Task item » The expected answer holds every line from the first line of the data below through the line containing "### 1. Bonding charge", exactly as written, and no other line.

== Listed records

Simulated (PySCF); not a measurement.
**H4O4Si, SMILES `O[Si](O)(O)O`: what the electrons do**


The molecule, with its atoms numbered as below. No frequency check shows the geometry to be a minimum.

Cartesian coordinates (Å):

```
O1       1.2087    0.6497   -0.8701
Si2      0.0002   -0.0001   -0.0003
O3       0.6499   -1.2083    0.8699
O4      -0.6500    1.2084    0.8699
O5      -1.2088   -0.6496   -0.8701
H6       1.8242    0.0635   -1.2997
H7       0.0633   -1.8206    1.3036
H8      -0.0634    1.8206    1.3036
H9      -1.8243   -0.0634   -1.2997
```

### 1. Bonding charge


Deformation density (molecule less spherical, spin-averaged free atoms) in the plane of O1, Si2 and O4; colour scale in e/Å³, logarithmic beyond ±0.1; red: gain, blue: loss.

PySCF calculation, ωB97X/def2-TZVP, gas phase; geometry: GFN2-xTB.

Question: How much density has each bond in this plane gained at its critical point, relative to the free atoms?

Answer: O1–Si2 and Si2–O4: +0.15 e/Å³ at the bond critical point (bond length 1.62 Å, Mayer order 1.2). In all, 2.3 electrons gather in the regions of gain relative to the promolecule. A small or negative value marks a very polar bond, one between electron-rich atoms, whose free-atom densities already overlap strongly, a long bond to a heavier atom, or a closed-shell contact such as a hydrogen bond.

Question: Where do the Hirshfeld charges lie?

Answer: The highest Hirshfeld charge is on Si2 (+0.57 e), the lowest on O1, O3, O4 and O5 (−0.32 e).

====

Solution »
Simulated (PySCF); not a measurement.
**H4O4Si, SMILES `O[Si](O)(O)O`: what the electrons do**


The molecule, with its atoms numbered as below. No frequency check shows the geometry to be a minimum.

Cartesian coordinates (Å):

```
O1       1.2087    0.6497   -0.8701
Si2      0.0002   -0.0001   -0.0003
O3       0.6499   -1.2083    0.8699
O4      -0.6500    1.2084    0.8699
O5      -1.2088   -0.6496   -0.8701
H6       1.8242    0.0635   -1.2997
H7       0.0633   -1.8206    1.3036
H8      -0.0634    1.8206    1.3036
H9      -1.8243   -0.0634   -1.2997
```

### 1. Bonding charge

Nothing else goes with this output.